Extracted data:
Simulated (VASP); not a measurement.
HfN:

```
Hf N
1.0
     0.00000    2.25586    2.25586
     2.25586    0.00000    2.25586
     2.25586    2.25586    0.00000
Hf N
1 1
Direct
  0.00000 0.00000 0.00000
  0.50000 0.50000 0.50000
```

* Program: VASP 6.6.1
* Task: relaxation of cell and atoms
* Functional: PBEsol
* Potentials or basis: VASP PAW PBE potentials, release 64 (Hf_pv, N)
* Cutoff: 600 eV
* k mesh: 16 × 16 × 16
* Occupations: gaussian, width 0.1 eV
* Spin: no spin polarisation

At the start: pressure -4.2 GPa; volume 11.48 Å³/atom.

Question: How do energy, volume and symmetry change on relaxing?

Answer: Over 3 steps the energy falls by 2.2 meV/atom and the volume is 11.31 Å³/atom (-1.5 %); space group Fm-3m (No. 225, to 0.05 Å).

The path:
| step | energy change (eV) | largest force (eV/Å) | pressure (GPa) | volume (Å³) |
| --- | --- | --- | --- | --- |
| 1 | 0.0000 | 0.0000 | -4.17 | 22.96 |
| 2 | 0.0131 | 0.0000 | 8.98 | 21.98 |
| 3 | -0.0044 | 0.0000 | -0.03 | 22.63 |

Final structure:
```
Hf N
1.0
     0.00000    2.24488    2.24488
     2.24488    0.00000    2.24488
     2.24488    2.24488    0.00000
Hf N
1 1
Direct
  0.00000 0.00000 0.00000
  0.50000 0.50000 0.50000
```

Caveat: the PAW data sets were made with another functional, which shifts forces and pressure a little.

Activity:
Create a word-for-word copy of the whole listing.

Answer section:
Simulated (VASP); not a measurement.
HfN:

```
Hf N
1.0
     0.00000    2.25586    2.25586
     2.25586    0.00000    2.25586
     2.25586    2.25586    0.00000
Hf N
1 1
Direct
  0.00000 0.00000 0.00000
  0.50000 0.50000 0.50000
```

* Program: VASP 6.6.1
* Task: relaxation of cell and atoms
* Functional: PBEsol
* Potentials or basis: VASP PAW PBE potentials, release 64 (Hf_pv, N)
* Cutoff: 600 eV
* k mesh: 16 × 16 × 16
* Occupations: gaussian, width 0.1 eV
* Spin: no spin polarisation

At the start: pressure -4.2 GPa; volume 11.48 Å³/atom.

Question: How do energy, volume and symmetry change on relaxing?

Answer: Over 3 steps the energy falls by 2.2 meV/atom and the volume is 11.31 Å³/atom (-1.5 %); space group Fm-3m (No. 225, to 0.05 Å).

The path:
| step | energy change (eV) | largest force (eV/Å) | pressure (GPa) | volume (Å³) |
| --- | --- | --- | --- | --- |
| 1 | 0.0000 | 0.0000 | -4.17 | 22.96 |
| 2 | 0.0131 | 0.0000 | 8.98 | 21.98 |
| 3 | -0.0044 | 0.0000 | -0.03 | 22.63 |

Final structure:
```
Hf N
1.0
     0.00000    2.24488    2.24488
     2.24488    0.00000    2.24488
     2.24488    2.24488    0.00000
Hf N
1 1
Direct
  0.00000 0.00000 0.00000
  0.50000 0.50000 0.50000
```

Caveat: the PAW data sets were made with another functional, which shifts forces and pressure a little.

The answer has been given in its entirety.